- Study material
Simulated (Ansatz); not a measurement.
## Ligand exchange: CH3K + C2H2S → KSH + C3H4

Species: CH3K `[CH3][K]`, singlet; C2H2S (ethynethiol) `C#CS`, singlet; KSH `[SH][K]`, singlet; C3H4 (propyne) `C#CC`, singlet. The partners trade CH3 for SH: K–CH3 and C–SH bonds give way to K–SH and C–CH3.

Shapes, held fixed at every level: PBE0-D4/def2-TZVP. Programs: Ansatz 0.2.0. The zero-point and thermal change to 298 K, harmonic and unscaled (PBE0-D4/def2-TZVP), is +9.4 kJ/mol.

- Action item
Return the span of lines in the data above that opens at the line with "## Ligand exchange: CH3K + C2H2S → KSH + C3H4" and closes at the line with "K–SH and C–CH3.", exactly, ends included, nothing else.

- Written response
## Ligand exchange: CH3K + C2H2S → KSH + C3H4

Species: CH3K `[CH3][K]`, singlet; C2H2S (ethynethiol) `C#CS`, singlet; KSH `[SH][K]`, singlet; C3H4 (propyne) `C#CC`, singlet. The partners trade CH3 for SH: K–CH3 and C–SH bonds give way to K–SH and C–CH3.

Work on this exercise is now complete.